● Dataset excerpts
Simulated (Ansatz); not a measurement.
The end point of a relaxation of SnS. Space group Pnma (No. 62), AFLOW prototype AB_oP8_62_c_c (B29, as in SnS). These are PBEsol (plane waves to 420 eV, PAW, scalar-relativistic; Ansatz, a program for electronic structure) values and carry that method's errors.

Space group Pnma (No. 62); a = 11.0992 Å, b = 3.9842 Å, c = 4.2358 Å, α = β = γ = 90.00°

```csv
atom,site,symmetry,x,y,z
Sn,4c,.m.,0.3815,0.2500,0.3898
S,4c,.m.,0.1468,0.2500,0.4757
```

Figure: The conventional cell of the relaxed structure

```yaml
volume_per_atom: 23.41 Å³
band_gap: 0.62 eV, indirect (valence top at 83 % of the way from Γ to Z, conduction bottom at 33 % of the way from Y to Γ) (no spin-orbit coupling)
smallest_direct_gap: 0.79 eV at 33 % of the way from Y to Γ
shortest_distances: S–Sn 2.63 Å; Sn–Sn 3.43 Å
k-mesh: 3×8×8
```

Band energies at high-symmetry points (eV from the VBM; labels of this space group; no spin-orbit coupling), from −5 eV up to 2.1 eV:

● Work item
Reproduce only this range: the first line of the data above through the line with "The end point", both included, exactly as written.

● Exercise response
Simulated (Ansatz); not a measurement.
The end point of a relaxation of SnS. Space group Pnma (No. 62), AFLOW prototype AB_oP8_62_c_c (B29, as in SnS). These are PBEsol (plane waves to 420 eV, PAW, scalar-relativistic; Ansatz, a program for electronic structure) values and carry that method's errors.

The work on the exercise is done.